──────────────────────────────

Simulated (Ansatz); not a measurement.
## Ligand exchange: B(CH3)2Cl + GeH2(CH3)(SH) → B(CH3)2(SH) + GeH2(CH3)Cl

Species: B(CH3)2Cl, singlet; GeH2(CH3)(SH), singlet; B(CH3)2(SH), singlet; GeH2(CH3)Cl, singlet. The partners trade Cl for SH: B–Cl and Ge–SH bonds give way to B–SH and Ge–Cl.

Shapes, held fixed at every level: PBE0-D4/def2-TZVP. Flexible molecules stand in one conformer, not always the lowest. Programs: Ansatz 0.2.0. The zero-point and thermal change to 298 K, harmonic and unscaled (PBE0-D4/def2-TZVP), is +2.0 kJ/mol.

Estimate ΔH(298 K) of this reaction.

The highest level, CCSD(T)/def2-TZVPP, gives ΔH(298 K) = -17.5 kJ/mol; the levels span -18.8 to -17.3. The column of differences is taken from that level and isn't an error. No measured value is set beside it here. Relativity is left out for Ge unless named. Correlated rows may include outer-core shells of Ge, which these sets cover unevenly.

──────────────────────────────

• **Work task**: Take the first line of the material above as the start and the line that contains "Estimate ΔH(298 K) of this reaction." as the end. Output only that span, every line exactly as it stands.

• **Written answer**:
Simulated (Ansatz); not a measurement.
## Ligand exchange: B(CH3)2Cl + GeH2(CH3)(SH) → B(CH3)2(SH) + GeH2(CH3)Cl

Species: B(CH3)2Cl, singlet; GeH2(CH3)(SH), singlet; B(CH3)2(SH), singlet; GeH2(CH3)Cl, singlet. The partners trade Cl for SH: B–Cl and Ge–SH bonds give way to B–SH and Ge–Cl.

Shapes, held fixed at every level: PBE0-D4/def2-TZVP. Flexible molecules stand in one conformer, not always the lowest. Programs: Ansatz 0.2.0. The zero-point and thermal change to 298 K, harmonic and unscaled (PBE0-D4/def2-TZVP), is +2.0 kJ/mol.

Estimate ΔH(298 K) of this reaction.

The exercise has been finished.